**Dataset**
--- START ---

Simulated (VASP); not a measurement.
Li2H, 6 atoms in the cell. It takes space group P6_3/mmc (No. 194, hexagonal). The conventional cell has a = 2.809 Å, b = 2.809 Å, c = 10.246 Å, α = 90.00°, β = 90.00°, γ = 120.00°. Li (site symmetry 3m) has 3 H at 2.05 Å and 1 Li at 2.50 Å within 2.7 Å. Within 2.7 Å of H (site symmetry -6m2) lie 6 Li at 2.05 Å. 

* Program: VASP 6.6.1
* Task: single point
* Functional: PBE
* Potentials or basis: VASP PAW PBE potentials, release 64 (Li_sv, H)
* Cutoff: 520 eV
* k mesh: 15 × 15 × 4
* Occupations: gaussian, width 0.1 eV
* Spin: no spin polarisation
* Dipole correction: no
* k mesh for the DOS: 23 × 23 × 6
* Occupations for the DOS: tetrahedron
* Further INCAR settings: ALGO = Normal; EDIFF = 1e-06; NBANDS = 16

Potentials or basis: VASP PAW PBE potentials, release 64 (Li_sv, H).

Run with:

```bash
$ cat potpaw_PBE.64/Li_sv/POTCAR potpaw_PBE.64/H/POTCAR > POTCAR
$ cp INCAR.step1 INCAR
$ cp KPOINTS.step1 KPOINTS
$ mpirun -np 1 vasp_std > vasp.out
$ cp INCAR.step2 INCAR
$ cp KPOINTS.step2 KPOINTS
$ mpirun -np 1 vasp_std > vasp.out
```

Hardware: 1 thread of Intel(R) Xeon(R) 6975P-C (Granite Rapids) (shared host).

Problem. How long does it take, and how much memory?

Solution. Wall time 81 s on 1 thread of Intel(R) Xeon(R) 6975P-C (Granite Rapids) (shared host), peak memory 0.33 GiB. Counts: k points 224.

--- END ---

Everything from the first line of the entries above through the line with "Problem. How long" is to be reproduced exactly, and nothing else.

Simulated (VASP); not a measurement.
Li2H, 6 atoms in the cell. It takes space group P6_3/mmc (No. 194, hexagonal). The conventional cell has a = 2.809 Å, b = 2.809 Å, c = 10.246 Å, α = 90.00°, β = 90.00°, γ = 120.00°. Li (site symmetry 3m) has 3 H at 2.05 Å and 1 Li at 2.50 Å within 2.7 Å. Within 2.7 Å of H (site symmetry -6m2) lie 6 Li at 2.05 Å. 

* Program: VASP 6.6.1
* Task: single point
* Functional: PBE
* Potentials or basis: VASP PAW PBE potentials, release 64 (Li_sv, H)
* Cutoff: 520 eV
* k mesh: 15 × 15 × 4
* Occupations: gaussian, width 0.1 eV
* Spin: no spin polarisation
* Dipole correction: no
* k mesh for the DOS: 23 × 23 × 6
* Occupations for the DOS: tetrahedron
* Further INCAR settings: ALGO = Normal; EDIFF = 1e-06; NBANDS = 16

Potentials or basis: VASP PAW PBE potentials, release 64 (Li_sv, H).

Run with:

```bash
$ cat potpaw_PBE.64/Li_sv/POTCAR potpaw_PBE.64/H/POTCAR > POTCAR
$ cp INCAR.step1 INCAR
$ cp KPOINTS.step1 KPOINTS
$ mpirun -np 1 vasp_std > vasp.out
$ cp INCAR.step2 INCAR
$ cp KPOINTS.step2 KPOINTS
$ mpirun -np 1 vasp_std > vasp.out
```

Hardware: 1 thread of Intel(R) Xeon(R) 6975P-C (Granite Rapids) (shared host).

Problem. How long does it take, and how much memory?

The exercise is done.